* [Required action]: Word for word, transcribe the material below from its first line to the line with "The run is started by", both included.

• • • • •

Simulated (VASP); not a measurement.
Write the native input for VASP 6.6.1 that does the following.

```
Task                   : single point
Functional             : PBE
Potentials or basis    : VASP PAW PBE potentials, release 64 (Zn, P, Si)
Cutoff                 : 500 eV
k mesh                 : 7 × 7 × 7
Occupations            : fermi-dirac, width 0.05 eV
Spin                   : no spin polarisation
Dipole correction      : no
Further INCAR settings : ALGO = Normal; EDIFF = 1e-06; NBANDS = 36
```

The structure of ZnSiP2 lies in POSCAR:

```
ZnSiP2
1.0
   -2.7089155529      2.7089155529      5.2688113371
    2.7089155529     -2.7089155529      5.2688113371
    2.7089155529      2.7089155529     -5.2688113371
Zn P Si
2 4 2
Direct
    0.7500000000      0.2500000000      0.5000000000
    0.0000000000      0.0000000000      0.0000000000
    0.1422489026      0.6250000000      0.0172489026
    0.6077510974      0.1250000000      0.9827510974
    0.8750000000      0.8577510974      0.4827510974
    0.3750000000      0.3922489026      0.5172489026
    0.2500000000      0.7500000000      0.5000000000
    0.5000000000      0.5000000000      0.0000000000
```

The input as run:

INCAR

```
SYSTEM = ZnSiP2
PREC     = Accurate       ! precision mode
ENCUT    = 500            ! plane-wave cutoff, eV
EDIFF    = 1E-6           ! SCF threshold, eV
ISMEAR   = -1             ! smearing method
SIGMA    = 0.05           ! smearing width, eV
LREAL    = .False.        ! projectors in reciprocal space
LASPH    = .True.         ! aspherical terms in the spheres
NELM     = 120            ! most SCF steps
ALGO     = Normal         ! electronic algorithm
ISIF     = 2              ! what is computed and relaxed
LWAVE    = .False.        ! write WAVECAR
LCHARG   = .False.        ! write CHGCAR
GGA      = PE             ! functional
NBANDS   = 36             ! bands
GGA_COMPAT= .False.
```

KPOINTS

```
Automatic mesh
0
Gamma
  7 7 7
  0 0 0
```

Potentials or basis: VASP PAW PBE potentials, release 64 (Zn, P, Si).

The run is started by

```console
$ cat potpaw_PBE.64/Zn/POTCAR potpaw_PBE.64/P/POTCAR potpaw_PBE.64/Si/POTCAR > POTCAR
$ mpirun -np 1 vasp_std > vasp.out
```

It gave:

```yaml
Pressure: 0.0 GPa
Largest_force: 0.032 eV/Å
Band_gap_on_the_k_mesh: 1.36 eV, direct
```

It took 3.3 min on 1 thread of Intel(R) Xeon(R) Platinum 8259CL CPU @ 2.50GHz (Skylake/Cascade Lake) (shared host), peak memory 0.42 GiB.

• • • • •

* [Worked solution]:
Simulated (VASP); not a measurement.
Write the native input for VASP 6.6.1 that does the following.

```
Task                   : single point
Functional             : PBE
Potentials or basis    : VASP PAW PBE potentials, release 64 (Zn, P, Si)
Cutoff                 : 500 eV
k mesh                 : 7 × 7 × 7
Occupations            : fermi-dirac, width 0.05 eV
Spin                   : no spin polarisation
Dipole correction      : no
Further INCAR settings : ALGO = Normal; EDIFF = 1e-06; NBANDS = 36
```

The structure of ZnSiP2 lies in POSCAR:

```
ZnSiP2
1.0
   -2.7089155529      2.7089155529      5.2688113371
    2.7089155529     -2.7089155529      5.2688113371
    2.7089155529      2.7089155529     -5.2688113371
Zn P Si
2 4 2
Direct
    0.7500000000      0.2500000000      0.5000000000
    0.0000000000      0.0000000000      0.0000000000
    0.1422489026      0.6250000000      0.0172489026
    0.6077510974      0.1250000000      0.9827510974
    0.8750000000      0.8577510974      0.4827510974
    0.3750000000      0.3922489026      0.5172489026
    0.2500000000      0.7500000000      0.5000000000
    0.5000000000      0.5000000000      0.0000000000
```

The input as run:

INCAR

```
SYSTEM = ZnSiP2
PREC     = Accurate       ! precision mode
ENCUT    = 500            ! plane-wave cutoff, eV
EDIFF    = 1E-6           ! SCF threshold, eV
ISMEAR   = -1             ! smearing method
SIGMA    = 0.05           ! smearing width, eV
LREAL    = .False.        ! projectors in reciprocal space
LASPH    = .True.         ! aspherical terms in the spheres
NELM     = 120            ! most SCF steps
ALGO     = Normal         ! electronic algorithm
ISIF     = 2              ! what is computed and relaxed
LWAVE    = .False.        ! write WAVECAR
LCHARG   = .False.        ! write CHGCAR
GGA      = PE             ! functional
NBANDS   = 36             ! bands
GGA_COMPAT= .False.
```

KPOINTS

```
Automatic mesh
0
Gamma
  7 7 7
  0 0 0
```

Potentials or basis: VASP PAW PBE potentials, release 64 (Zn, P, Si).

The run is started by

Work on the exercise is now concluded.